BRIEF: Each entry listed below should be reproduced word for word.

DATA FOR REVIEW:
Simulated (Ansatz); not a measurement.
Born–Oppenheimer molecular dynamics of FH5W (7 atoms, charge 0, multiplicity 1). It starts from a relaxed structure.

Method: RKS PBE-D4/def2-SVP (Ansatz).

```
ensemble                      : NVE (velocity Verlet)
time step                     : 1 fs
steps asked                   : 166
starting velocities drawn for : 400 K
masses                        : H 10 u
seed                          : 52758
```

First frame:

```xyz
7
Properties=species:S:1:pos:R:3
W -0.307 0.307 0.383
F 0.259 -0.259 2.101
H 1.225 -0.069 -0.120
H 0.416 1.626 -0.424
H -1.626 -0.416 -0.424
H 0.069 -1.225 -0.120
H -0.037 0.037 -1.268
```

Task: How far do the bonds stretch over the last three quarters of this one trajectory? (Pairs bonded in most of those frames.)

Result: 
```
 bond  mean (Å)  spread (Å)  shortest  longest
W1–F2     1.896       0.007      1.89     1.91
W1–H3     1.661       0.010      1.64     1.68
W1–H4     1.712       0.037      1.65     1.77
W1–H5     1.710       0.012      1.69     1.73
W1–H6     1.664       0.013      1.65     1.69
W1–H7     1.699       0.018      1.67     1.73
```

EXERCISE RESPONSE:
Simulated (Ansatz); not a measurement.
Born–Oppenheimer molecular dynamics of FH5W (7 atoms, charge 0, multiplicity 1). It starts from a relaxed structure.

Method: RKS PBE-D4/def2-SVP (Ansatz).

```
ensemble                      : NVE (velocity Verlet)
time step                     : 1 fs
steps asked                   : 166
starting velocities drawn for : 400 K
masses                        : H 10 u
seed                          : 52758
```

First frame:

```xyz
7
Properties=species:S:1:pos:R:3
W -0.307 0.307 0.383
F 0.259 -0.259 2.101
H 1.225 -0.069 -0.120
H 0.416 1.626 -0.424
H -1.626 -0.416 -0.424
H 0.069 -1.225 -0.120
H -0.037 0.037 -1.268
```

Task: How far do the bonds stretch over the last three quarters of this one trajectory? (Pairs bonded in most of those frames.)

Result: 
```
 bond  mean (Å)  spread (Å)  shortest  longest
W1–F2     1.896       0.007      1.89     1.91
W1–H3     1.661       0.010      1.64     1.68
W1–H4     1.712       0.037      1.65     1.77
W1–H5     1.710       0.012      1.69     1.73
W1–H6     1.664       0.013      1.65     1.69
W1–H7     1.699       0.018      1.67     1.73
```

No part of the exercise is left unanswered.